**Provided material**:
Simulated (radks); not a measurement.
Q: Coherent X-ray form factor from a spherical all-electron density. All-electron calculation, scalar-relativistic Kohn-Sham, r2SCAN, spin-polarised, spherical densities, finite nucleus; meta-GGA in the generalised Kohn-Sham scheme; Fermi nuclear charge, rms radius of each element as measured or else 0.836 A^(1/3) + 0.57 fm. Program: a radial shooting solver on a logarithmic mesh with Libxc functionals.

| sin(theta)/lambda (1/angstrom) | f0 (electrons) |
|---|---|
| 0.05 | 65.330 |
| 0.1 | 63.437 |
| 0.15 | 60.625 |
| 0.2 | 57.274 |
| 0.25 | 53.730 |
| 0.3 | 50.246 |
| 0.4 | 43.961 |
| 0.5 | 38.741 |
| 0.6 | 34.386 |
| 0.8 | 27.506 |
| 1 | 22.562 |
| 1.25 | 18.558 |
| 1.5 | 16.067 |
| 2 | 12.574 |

**Activity**:
Please retype the data exactly as it stands, from its first line down to the line that contains "1.5 | 16.067 |", then stop.

**Problem solution**:
Simulated (radks); not a measurement.
Q: Coherent X-ray form factor from a spherical all-electron density. All-electron calculation, scalar-relativistic Kohn-Sham, r2SCAN, spin-polarised, spherical densities, finite nucleus; meta-GGA in the generalised Kohn-Sham scheme; Fermi nuclear charge, rms radius of each element as measured or else 0.836 A^(1/3) + 0.57 fm. Program: a radial shooting solver on a logarithmic mesh with Libxc functionals.

| sin(theta)/lambda (1/angstrom) | f0 (electrons) |
|---|---|
| 0.05 | 65.330 |
| 0.1 | 63.437 |
| 0.15 | 60.625 |
| 0.2 | 57.274 |
| 0.25 | 53.730 |
| 0.3 | 50.246 |
| 0.4 | 43.961 |
| 0.5 | 38.741 |
| 0.6 | 34.386 |
| 0.8 | 27.506 |
| 1 | 22.562 |
| 1.25 | 18.558 |
| 1.5 | 16.067 |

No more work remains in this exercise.